The material below contains a line with "Stress tensor (GPa, compression" and a line with "Levels at points". Copy exactly those two lines and all lines between them.

##########
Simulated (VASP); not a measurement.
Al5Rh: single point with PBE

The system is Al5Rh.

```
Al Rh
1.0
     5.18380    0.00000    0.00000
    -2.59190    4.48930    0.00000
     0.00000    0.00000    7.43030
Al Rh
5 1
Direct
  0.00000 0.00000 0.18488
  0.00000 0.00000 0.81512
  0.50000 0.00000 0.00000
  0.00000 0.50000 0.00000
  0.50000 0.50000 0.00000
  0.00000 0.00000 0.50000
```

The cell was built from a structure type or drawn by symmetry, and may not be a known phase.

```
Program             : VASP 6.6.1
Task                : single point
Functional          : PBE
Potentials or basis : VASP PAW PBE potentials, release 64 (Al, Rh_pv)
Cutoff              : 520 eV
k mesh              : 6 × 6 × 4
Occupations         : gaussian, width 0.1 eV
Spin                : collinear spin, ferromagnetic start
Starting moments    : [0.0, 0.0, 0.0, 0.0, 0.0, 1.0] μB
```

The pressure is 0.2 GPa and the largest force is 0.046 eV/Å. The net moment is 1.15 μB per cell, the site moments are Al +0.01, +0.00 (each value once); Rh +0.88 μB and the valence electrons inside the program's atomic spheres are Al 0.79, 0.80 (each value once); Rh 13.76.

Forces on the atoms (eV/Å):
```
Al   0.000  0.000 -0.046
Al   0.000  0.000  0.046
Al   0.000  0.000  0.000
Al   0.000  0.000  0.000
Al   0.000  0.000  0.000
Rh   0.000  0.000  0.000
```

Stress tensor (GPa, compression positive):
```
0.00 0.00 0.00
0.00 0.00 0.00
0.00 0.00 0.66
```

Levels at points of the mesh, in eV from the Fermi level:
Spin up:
##########

RESPONSE:
Stress tensor (GPa, compression positive):
```
0.00 0.00 0.00
0.00 0.00 0.00
0.00 0.00 0.66
```

Levels at points of the mesh, in eV from the Fermi level:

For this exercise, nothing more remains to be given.